**Work instruction:** Return the lines below exactly as they appear, please, starting with the first and ending with the one that contains "A term symbol".

**Listed records:**
---*---

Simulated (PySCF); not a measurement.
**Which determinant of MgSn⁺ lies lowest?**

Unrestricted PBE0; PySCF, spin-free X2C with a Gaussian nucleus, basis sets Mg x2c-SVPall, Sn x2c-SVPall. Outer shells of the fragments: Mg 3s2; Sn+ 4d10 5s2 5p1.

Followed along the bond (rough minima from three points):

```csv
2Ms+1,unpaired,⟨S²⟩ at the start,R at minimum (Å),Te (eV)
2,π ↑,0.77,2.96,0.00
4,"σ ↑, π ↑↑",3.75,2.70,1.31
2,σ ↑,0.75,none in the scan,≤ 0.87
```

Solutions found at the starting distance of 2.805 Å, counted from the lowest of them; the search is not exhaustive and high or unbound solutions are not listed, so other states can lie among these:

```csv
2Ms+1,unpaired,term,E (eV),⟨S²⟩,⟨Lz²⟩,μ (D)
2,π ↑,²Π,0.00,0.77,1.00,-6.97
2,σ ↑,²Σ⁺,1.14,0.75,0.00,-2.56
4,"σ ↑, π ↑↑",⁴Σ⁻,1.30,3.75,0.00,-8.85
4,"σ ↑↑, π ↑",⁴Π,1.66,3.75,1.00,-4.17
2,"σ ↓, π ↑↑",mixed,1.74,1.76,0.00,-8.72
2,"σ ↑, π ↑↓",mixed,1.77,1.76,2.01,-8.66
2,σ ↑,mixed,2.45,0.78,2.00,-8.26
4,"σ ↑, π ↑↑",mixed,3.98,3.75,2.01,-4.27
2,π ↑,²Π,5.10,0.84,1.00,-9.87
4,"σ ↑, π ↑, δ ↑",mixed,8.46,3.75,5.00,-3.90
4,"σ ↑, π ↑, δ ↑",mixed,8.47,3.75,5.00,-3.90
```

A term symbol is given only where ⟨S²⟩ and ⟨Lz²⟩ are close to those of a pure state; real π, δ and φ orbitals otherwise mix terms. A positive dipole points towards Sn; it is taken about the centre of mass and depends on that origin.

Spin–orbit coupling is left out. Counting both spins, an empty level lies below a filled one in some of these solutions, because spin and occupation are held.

---*---

**Written reply:**
Simulated (PySCF); not a measurement.
**Which determinant of MgSn⁺ lies lowest?**

Unrestricted PBE0; PySCF, spin-free X2C with a Gaussian nucleus, basis sets Mg x2c-SVPall, Sn x2c-SVPall. Outer shells of the fragments: Mg 3s2; Sn+ 4d10 5s2 5p1.

Followed along the bond (rough minima from three points):

```csv
2Ms+1,unpaired,⟨S²⟩ at the start,R at minimum (Å),Te (eV)
2,π ↑,0.77,2.96,0.00
4,"σ ↑, π ↑↑",3.75,2.70,1.31
2,σ ↑,0.75,none in the scan,≤ 0.87
```

Solutions found at the starting distance of 2.805 Å, counted from the lowest of them; the search is not exhaustive and high or unbound solutions are not listed, so other states can lie among these:

```csv
2Ms+1,unpaired,term,E (eV),⟨S²⟩,⟨Lz²⟩,μ (D)
2,π ↑,²Π,0.00,0.77,1.00,-6.97
2,σ ↑,²Σ⁺,1.14,0.75,0.00,-2.56
4,"σ ↑, π ↑↑",⁴Σ⁻,1.30,3.75,0.00,-8.85
4,"σ ↑↑, π ↑",⁴Π,1.66,3.75,1.00,-4.17
2,"σ ↓, π ↑↑",mixed,1.74,1.76,0.00,-8.72
2,"σ ↑, π ↑↓",mixed,1.77,1.76,2.01,-8.66
2,σ ↑,mixed,2.45,0.78,2.00,-8.26
4,"σ ↑, π ↑↑",mixed,3.98,3.75,2.01,-4.27
2,π ↑,²Π,5.10,0.84,1.00,-9.87
4,"σ ↑, π ↑, δ ↑",mixed,8.46,3.75,5.00,-3.90
4,"σ ↑, π ↑, δ ↑",mixed,8.47,3.75,5.00,-3.90
```

A term symbol is given only where ⟨S²⟩ and ⟨Lz²⟩ are close to those of a pure state; real π, δ and φ orbitals otherwise mix terms. A positive dipole points towards Sn; it is taken about the centre of mass and depends on that origin.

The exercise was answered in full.